## Data provided
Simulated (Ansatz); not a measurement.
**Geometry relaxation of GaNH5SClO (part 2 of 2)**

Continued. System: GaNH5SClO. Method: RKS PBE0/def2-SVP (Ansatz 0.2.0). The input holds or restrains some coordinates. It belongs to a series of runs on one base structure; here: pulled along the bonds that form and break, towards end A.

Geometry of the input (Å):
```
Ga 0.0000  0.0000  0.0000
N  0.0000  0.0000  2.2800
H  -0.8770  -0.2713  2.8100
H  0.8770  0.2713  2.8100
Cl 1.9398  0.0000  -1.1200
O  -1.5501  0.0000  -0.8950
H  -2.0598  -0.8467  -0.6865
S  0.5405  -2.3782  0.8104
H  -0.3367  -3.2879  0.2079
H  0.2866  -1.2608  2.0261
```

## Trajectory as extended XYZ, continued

## Assignment
Each of the records should be retyped exactly.

## Task response
Simulated (Ansatz); not a measurement.
**Geometry relaxation of GaNH5SClO (part 2 of 2)**

Continued. System: GaNH5SClO. Method: RKS PBE0/def2-SVP (Ansatz 0.2.0). The input holds or restrains some coordinates. It belongs to a series of runs on one base structure; here: pulled along the bonds that form and break, towards end A.

Geometry of the input (Å):
```
Ga 0.0000  0.0000  0.0000
N  0.0000  0.0000  2.2800
H  -0.8770  -0.2713  2.8100
H  0.8770  0.2713  2.8100
Cl 1.9398  0.0000  -1.1200
O  -1.5501  0.0000  -0.8950
H  -2.0598  -0.8467  -0.6865
S  0.5405  -2.3782  0.8104
H  -0.3367  -3.2879  0.2079
H  0.2866  -1.2608  2.0261
```

## Trajectory as extended XYZ, continued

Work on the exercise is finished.